*** RECORDED INFORMATION

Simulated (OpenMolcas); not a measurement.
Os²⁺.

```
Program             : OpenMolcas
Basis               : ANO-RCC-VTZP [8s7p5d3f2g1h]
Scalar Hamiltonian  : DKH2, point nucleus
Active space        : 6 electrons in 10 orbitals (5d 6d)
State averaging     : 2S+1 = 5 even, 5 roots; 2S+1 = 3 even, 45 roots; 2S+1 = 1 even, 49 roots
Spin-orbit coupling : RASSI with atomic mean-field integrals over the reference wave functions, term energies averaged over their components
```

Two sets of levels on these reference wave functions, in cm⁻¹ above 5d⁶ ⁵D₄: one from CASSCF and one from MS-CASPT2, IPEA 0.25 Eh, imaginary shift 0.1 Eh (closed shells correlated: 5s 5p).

******

What is needed is a word-for-word copy of the records.

Simulated (OpenMolcas); not a measurement.
Os²⁺.

```
Program             : OpenMolcas
Basis               : ANO-RCC-VTZP [8s7p5d3f2g1h]
Scalar Hamiltonian  : DKH2, point nucleus
Active space        : 6 electrons in 10 orbitals (5d 6d)
State averaging     : 2S+1 = 5 even, 5 roots; 2S+1 = 3 even, 45 roots; 2S+1 = 1 even, 49 roots
Spin-orbit coupling : RASSI with atomic mean-field integrals over the reference wave functions, term energies averaged over their components
```

Two sets of levels on these reference wave functions, in cm⁻¹ above 5d⁶ ⁵D₄: one from CASSCF and one from MS-CASPT2, IPEA 0.25 Eh, imaginary shift 0.1 Eh (closed shells correlated: 5s 5p).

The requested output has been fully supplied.